■ ■ ■ ■ ■
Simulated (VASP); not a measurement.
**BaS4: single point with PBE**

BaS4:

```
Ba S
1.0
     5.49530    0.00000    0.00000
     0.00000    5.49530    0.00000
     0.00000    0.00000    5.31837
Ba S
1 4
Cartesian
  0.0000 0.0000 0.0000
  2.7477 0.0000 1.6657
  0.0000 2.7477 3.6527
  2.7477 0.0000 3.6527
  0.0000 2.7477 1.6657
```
■ ■ ■ ■ ■

Reproduce the full listing above, keeping every line intact.

Simulated (VASP); not a measurement.
**BaS4: single point with PBE**

BaS4:

```
Ba S
1.0
     5.49530    0.00000    0.00000
     0.00000    5.49530    0.00000
     0.00000    0.00000    5.31837
Ba S
1 4
Cartesian
  0.0000 0.0000 0.0000
  2.7477 0.0000 1.6657
  0.0000 2.7477 3.6527
  2.7477 0.0000 3.6527
  0.0000 2.7477 1.6657
```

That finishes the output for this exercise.